- [Work instruction]
Only an exact repetition of the entries counts as an answer.

# # # #

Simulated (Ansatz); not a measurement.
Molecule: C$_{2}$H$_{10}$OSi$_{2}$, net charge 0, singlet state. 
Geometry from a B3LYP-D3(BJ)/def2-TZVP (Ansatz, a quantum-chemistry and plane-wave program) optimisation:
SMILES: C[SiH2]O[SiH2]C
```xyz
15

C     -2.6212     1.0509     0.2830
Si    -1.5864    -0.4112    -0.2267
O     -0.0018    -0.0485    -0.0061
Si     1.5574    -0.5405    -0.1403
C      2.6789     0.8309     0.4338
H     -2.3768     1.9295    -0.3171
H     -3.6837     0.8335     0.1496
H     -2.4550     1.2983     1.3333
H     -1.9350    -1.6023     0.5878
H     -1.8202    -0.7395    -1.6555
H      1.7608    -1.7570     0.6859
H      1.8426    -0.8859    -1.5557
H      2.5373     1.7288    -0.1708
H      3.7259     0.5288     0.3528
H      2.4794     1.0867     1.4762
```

# # # #

- [Written response]
Simulated (Ansatz); not a measurement.
Molecule: C$_{2}$H$_{10}$OSi$_{2}$, net charge 0, singlet state. 
Geometry from a B3LYP-D3(BJ)/def2-TZVP (Ansatz, a quantum-chemistry and plane-wave program) optimisation:
SMILES: C[SiH2]O[SiH2]C
```xyz
15

C     -2.6212     1.0509     0.2830
Si    -1.5864    -0.4112    -0.2267
O     -0.0018    -0.0485    -0.0061
Si     1.5574    -0.5405    -0.1403
C      2.6789     0.8309     0.4338
H     -2.3768     1.9295    -0.3171
H     -3.6837     0.8335     0.1496
H     -2.4550     1.2983     1.3333
H     -1.9350    -1.6023     0.5878
H     -1.8202    -0.7395    -1.6555
H      1.7608    -1.7570     0.6859
H      1.8426    -0.8859    -1.5557
H      2.5373     1.7288    -0.1708
H      3.7259     0.5288     0.3528
H      2.4794     1.0867     1.4762
```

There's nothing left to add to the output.